Available data:
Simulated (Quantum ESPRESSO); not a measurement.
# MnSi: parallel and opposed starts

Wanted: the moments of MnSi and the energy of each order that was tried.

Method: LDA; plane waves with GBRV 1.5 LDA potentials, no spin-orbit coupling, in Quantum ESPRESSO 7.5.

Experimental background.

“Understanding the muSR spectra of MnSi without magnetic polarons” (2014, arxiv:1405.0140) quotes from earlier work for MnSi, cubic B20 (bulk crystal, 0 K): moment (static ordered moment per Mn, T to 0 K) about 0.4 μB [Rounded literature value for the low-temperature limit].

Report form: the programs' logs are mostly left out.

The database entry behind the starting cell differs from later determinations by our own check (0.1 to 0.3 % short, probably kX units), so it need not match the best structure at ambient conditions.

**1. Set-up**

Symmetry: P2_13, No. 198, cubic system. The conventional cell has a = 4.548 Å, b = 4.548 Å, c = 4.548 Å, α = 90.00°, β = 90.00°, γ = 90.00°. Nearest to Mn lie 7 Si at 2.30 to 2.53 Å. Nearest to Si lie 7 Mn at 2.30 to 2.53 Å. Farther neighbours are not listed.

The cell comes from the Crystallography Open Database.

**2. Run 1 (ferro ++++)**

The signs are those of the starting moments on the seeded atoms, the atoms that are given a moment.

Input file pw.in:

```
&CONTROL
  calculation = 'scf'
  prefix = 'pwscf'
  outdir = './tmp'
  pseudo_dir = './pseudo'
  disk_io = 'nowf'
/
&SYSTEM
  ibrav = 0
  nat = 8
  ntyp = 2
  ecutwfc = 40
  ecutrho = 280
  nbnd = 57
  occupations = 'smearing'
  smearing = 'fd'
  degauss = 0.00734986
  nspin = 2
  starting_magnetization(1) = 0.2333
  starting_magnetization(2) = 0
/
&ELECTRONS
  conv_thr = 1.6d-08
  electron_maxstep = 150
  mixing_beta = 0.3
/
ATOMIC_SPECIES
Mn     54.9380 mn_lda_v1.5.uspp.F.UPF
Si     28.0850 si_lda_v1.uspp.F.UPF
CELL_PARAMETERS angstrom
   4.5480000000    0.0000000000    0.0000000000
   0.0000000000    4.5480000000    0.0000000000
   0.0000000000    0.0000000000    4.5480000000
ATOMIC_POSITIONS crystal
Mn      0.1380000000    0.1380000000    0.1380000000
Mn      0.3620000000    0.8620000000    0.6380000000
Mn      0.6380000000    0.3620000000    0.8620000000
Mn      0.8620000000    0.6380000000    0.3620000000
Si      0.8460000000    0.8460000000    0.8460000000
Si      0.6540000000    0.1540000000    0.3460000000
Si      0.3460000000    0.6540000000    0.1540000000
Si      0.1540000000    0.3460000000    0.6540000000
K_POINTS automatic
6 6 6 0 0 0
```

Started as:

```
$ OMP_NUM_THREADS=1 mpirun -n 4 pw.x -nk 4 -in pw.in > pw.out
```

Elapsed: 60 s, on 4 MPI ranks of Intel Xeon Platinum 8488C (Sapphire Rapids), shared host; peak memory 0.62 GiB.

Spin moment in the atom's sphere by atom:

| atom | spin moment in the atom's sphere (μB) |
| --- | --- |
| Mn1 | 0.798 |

Activity: Each line from the top of the entries above through the line containing "The database entry" must be transcribed exactly, and no other line may appear.

Solution:
Simulated (Quantum ESPRESSO); not a measurement.
# MnSi: parallel and opposed starts

Wanted: the moments of MnSi and the energy of each order that was tried.

Method: LDA; plane waves with GBRV 1.5 LDA potentials, no spin-orbit coupling, in Quantum ESPRESSO 7.5.

Experimental background.

“Understanding the muSR spectra of MnSi without magnetic polarons” (2014, arxiv:1405.0140) quotes from earlier work for MnSi, cubic B20 (bulk crystal, 0 K): moment (static ordered moment per Mn, T to 0 K) about 0.4 μB [Rounded literature value for the low-temperature limit].

Report form: the programs' logs are mostly left out.

The database entry behind the starting cell differs from later determinations by our own check (0.1 to 0.3 % short, probably kX units), so it need not match the best structure at ambient conditions.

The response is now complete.